» **Assigned task**
Please copy the lines below exactly, from the first one through the line showing "Figure: Electron localisation".

» **Data section**
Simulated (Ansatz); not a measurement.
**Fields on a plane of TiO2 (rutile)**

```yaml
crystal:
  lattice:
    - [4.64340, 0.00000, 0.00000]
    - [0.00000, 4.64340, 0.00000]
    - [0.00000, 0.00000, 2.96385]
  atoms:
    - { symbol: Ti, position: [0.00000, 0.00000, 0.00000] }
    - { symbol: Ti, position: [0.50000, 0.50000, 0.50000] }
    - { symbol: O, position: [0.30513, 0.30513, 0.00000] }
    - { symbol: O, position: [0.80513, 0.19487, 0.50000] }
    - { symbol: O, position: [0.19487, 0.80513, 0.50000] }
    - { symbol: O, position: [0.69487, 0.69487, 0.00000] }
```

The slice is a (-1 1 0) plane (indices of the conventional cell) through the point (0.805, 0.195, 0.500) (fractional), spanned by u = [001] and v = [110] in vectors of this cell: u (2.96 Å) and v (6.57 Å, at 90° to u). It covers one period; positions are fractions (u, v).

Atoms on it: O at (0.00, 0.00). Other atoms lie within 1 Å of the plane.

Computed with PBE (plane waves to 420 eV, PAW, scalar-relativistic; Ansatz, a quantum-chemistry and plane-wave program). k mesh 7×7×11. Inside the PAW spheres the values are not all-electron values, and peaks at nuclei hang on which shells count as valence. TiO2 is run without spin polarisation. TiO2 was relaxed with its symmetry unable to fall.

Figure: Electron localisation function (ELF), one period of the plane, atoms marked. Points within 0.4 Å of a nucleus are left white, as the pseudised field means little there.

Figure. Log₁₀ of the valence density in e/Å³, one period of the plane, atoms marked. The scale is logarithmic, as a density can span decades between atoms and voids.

» **Answer box**
Simulated (Ansatz); not a measurement.
**Fields on a plane of TiO2 (rutile)**

```yaml
crystal:
  lattice:
    - [4.64340, 0.00000, 0.00000]
    - [0.00000, 4.64340, 0.00000]
    - [0.00000, 0.00000, 2.96385]
  atoms:
    - { symbol: Ti, position: [0.00000, 0.00000, 0.00000] }
    - { symbol: Ti, position: [0.50000, 0.50000, 0.50000] }
    - { symbol: O, position: [0.30513, 0.30513, 0.00000] }
    - { symbol: O, position: [0.80513, 0.19487, 0.50000] }
    - { symbol: O, position: [0.19487, 0.80513, 0.50000] }
    - { symbol: O, position: [0.69487, 0.69487, 0.00000] }
```

The slice is a (-1 1 0) plane (indices of the conventional cell) through the point (0.805, 0.195, 0.500) (fractional), spanned by u = [001] and v = [110] in vectors of this cell: u (2.96 Å) and v (6.57 Å, at 90° to u). It covers one period; positions are fractions (u, v).

Atoms on it: O at (0.00, 0.00). Other atoms lie within 1 Å of the plane.

Computed with PBE (plane waves to 420 eV, PAW, scalar-relativistic; Ansatz, a quantum-chemistry and plane-wave program). k mesh 7×7×11. Inside the PAW spheres the values are not all-electron values, and peaks at nuclei hang on which shells count as valence. TiO2 is run without spin polarisation. TiO2 was relaxed with its symmetry unable to fall.

Figure: Electron localisation function (ELF), one period of the plane, atoms marked. Points within 0.4 Å of a nucleus are left white, as the pseudised field means little there.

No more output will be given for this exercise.